▶ Dataset records:
------------

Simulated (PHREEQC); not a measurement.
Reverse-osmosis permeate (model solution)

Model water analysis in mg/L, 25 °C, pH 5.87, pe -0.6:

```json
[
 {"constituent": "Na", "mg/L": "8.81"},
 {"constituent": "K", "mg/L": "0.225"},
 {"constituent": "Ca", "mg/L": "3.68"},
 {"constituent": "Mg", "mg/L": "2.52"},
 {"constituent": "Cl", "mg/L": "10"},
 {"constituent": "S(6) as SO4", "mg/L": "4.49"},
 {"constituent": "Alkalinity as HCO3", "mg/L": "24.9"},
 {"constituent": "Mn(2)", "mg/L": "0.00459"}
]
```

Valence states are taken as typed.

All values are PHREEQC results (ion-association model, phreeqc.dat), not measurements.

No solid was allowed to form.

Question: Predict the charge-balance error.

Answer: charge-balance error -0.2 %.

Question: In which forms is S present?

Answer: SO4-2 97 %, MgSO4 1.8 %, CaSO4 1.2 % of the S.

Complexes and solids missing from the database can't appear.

------------

▶ Brief:
Quote only the stretch of lines that starts the data above and ends with the line containing "Answer: SO4-2 97", both included.

▶ Result:
Simulated (PHREEQC); not a measurement.
Reverse-osmosis permeate (model solution)

Model water analysis in mg/L, 25 °C, pH 5.87, pe -0.6:

```json
[
 {"constituent": "Na", "mg/L": "8.81"},
 {"constituent": "K", "mg/L": "0.225"},
 {"constituent": "Ca", "mg/L": "3.68"},
 {"constituent": "Mg", "mg/L": "2.52"},
 {"constituent": "Cl", "mg/L": "10"},
 {"constituent": "S(6) as SO4", "mg/L": "4.49"},
 {"constituent": "Alkalinity as HCO3", "mg/L": "24.9"},
 {"constituent": "Mn(2)", "mg/L": "0.00459"}
]
```

Valence states are taken as typed.

All values are PHREEQC results (ion-association model, phreeqc.dat), not measurements.

No solid was allowed to form.

Question: Predict the charge-balance error.

Answer: charge-balance error -0.2 %.

Question: In which forms is S present?

Answer: SO4-2 97 %, MgSO4 1.8 %, CaSO4 1.2 % of the S.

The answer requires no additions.